Dataset
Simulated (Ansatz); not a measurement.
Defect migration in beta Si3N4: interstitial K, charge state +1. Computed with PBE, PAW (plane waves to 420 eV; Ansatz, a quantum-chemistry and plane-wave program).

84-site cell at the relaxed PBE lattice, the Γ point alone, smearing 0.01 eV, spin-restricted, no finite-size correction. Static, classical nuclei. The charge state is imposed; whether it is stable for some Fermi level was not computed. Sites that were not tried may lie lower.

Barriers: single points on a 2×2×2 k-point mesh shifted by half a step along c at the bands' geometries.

Work item
Output every record above a second time, exactly.

Written answer
Simulated (Ansatz); not a measurement.
Defect migration in beta Si3N4: interstitial K, charge state +1. Computed with PBE, PAW (plane waves to 420 eV; Ansatz, a quantum-chemistry and plane-wave program).

84-site cell at the relaxed PBE lattice, the Γ point alone, smearing 0.01 eV, spin-restricted, no finite-size correction. Static, classical nuclei. The charge state is imposed; whether it is stable for some Fermi level was not computed. Sites that were not tried may lie lower.

Barriers: single points on a 2×2×2 k-point mesh shifted by half a step along c at the bands' geometries.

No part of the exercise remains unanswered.